* [RECORDED DATA]
....................
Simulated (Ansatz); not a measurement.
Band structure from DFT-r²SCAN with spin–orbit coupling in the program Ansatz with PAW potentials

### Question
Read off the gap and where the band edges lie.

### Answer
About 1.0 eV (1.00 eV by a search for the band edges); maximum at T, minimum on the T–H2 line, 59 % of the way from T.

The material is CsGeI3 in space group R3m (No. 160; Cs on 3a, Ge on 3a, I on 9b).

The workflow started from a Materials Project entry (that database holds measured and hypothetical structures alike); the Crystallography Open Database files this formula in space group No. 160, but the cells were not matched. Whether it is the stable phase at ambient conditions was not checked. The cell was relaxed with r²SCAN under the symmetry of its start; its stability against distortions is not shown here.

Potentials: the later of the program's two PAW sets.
....................

* [REQUIREMENT]
An exact transcription of the lines from the start of the listing through the line bearing "The workflow started" is the whole answer.

* [EXERCISE RESPONSE]
Simulated (Ansatz); not a measurement.
Band structure from DFT-r²SCAN with spin–orbit coupling in the program Ansatz with PAW potentials

### Question
Read off the gap and where the band edges lie.

### Answer
About 1.0 eV (1.00 eV by a search for the band edges); maximum at T, minimum on the T–H2 line, 59 % of the way from T.

The material is CsGeI3 in space group R3m (No. 160; Cs on 3a, Ge on 3a, I on 9b).

The workflow started from a Materials Project entry (that database holds measured and hypothetical structures alike); the Crystallography Open Database files this formula in space group No. 160, but the cells were not matched. Whether it is the stable phase at ambient conditions was not checked. The cell was relaxed with r²SCAN under the symmetry of its start; its stability against distortions is not shown here.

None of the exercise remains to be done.